▸ Work order: Copy exactly the lines from the start of the data below through the one that carries "Problem. How long", and only those.

▸ Dataset:
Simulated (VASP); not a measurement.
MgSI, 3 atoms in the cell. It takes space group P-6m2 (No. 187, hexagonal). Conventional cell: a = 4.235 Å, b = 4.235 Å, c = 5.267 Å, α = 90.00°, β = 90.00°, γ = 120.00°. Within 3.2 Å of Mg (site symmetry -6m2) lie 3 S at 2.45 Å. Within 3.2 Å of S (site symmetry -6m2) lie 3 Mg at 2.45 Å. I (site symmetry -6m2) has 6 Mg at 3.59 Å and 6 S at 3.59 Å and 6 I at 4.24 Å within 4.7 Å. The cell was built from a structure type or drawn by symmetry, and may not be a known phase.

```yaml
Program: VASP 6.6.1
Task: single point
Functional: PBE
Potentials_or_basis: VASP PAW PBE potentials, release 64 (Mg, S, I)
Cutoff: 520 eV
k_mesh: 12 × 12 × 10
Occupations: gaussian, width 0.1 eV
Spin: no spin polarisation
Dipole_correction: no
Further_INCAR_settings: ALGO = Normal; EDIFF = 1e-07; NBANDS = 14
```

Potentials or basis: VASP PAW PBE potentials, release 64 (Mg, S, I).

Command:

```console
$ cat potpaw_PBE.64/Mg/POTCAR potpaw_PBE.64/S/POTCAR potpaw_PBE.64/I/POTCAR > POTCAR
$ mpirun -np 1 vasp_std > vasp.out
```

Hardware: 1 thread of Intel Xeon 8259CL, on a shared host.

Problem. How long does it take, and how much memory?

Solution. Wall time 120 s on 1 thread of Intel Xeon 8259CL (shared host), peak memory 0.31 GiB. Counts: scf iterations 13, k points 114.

▸ Task answer:
Simulated (VASP); not a measurement.
MgSI, 3 atoms in the cell. It takes space group P-6m2 (No. 187, hexagonal). Conventional cell: a = 4.235 Å, b = 4.235 Å, c = 5.267 Å, α = 90.00°, β = 90.00°, γ = 120.00°. Within 3.2 Å of Mg (site symmetry -6m2) lie 3 S at 2.45 Å. Within 3.2 Å of S (site symmetry -6m2) lie 3 Mg at 2.45 Å. I (site symmetry -6m2) has 6 Mg at 3.59 Å and 6 S at 3.59 Å and 6 I at 4.24 Å within 4.7 Å. The cell was built from a structure type or drawn by symmetry, and may not be a known phase.

```yaml
Program: VASP 6.6.1
Task: single point
Functional: PBE
Potentials_or_basis: VASP PAW PBE potentials, release 64 (Mg, S, I)
Cutoff: 520 eV
k_mesh: 12 × 12 × 10
Occupations: gaussian, width 0.1 eV
Spin: no spin polarisation
Dipole_correction: no
Further_INCAR_settings: ALGO = Normal; EDIFF = 1e-07; NBANDS = 14
```

Potentials or basis: VASP PAW PBE potentials, release 64 (Mg, S, I).

Command:

```console
$ cat potpaw_PBE.64/Mg/POTCAR potpaw_PBE.64/S/POTCAR potpaw_PBE.64/I/POTCAR > POTCAR
$ mpirun -np 1 vasp_std > vasp.out
```

Hardware: 1 thread of Intel Xeon 8259CL, on a shared host.

Problem. How long does it take, and how much memory?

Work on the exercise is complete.